■ Study material:
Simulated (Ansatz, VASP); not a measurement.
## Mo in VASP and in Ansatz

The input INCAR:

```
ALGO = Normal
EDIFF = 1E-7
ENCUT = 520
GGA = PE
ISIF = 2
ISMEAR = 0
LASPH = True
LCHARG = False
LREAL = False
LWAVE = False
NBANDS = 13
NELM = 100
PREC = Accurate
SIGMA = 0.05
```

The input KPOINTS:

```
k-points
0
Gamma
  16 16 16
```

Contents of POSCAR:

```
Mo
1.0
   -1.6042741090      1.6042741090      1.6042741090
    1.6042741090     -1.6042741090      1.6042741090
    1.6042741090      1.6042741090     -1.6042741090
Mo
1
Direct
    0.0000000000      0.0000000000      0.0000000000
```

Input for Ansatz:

■ Work task: Each entry above should be restated exactly as supplied.

■ Task output:
Simulated (Ansatz, VASP); not a measurement.
## Mo in VASP and in Ansatz

The input INCAR:

```
ALGO = Normal
EDIFF = 1E-7
ENCUT = 520
GGA = PE
ISIF = 2
ISMEAR = 0
LASPH = True
LCHARG = False
LREAL = False
LWAVE = False
NBANDS = 13
NELM = 100
PREC = Accurate
SIGMA = 0.05
```

The input KPOINTS:

```
k-points
0
Gamma
  16 16 16
```

Contents of POSCAR:

```
Mo
1.0
   -1.6042741090      1.6042741090      1.6042741090
    1.6042741090     -1.6042741090      1.6042741090
    1.6042741090      1.6042741090     -1.6042741090
Mo
1
Direct
    0.0000000000      0.0000000000      0.0000000000
```

Input for Ansatz:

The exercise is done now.